::::

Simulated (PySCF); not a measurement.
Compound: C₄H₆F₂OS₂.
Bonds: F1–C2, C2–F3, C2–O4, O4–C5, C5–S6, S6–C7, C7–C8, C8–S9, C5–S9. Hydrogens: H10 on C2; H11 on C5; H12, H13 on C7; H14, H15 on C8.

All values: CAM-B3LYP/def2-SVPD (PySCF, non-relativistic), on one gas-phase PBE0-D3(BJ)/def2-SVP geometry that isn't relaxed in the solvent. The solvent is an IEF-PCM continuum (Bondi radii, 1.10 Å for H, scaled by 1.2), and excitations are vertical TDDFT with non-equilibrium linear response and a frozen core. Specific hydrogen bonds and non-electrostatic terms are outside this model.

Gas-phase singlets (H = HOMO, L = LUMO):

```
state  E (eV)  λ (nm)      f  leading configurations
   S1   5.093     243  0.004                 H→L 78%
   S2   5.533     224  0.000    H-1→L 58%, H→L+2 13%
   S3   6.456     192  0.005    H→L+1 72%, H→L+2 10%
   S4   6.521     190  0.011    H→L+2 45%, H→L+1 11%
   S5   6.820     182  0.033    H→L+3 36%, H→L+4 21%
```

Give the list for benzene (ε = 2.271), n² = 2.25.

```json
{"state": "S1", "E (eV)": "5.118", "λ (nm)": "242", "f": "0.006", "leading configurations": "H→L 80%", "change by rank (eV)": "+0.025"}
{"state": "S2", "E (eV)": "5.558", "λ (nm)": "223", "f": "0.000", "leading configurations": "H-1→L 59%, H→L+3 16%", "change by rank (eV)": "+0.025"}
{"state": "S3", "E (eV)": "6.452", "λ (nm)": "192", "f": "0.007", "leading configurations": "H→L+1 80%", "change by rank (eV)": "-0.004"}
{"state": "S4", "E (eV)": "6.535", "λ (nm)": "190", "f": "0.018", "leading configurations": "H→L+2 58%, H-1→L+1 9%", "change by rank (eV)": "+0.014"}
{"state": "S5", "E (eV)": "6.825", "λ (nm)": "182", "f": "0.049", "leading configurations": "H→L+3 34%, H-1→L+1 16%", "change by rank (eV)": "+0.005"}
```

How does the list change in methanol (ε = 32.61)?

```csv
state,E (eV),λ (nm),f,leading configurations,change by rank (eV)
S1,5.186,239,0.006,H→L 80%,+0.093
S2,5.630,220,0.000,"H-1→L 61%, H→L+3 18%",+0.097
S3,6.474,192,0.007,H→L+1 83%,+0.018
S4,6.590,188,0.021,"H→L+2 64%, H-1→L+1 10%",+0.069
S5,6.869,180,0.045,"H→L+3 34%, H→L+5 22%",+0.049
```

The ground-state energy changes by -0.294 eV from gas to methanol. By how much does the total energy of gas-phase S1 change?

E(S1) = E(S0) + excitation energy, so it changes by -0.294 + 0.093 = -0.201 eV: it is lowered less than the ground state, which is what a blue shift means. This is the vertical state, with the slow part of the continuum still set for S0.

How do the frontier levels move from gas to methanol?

::::

*ASSIGNED TASK:*
Above are the lines; repeat exactly the ones from the line containing "How does the" down to the line containing "E(S1) = E(S0)", both inclusive.

*EXERCISE ANSWER:*
How does the list change in methanol (ε = 32.61)?

```csv
state,E (eV),λ (nm),f,leading configurations,change by rank (eV)
S1,5.186,239,0.006,H→L 80%,+0.093
S2,5.630,220,0.000,"H-1→L 61%, H→L+3 18%",+0.097
S3,6.474,192,0.007,H→L+1 83%,+0.018
S4,6.590,188,0.021,"H→L+2 64%, H-1→L+1 10%",+0.069
S5,6.869,180,0.045,"H→L+3 34%, H→L+5 22%",+0.049
```

The ground-state energy changes by -0.294 eV from gas to methanol. By how much does the total energy of gas-phase S1 change?

E(S1) = E(S0) + excitation energy, so it changes by -0.294 + 0.093 = -0.201 eV: it is lowered less than the ground state, which is what a blue shift means. This is the vertical state, with the slow part of the continuum still set for S0.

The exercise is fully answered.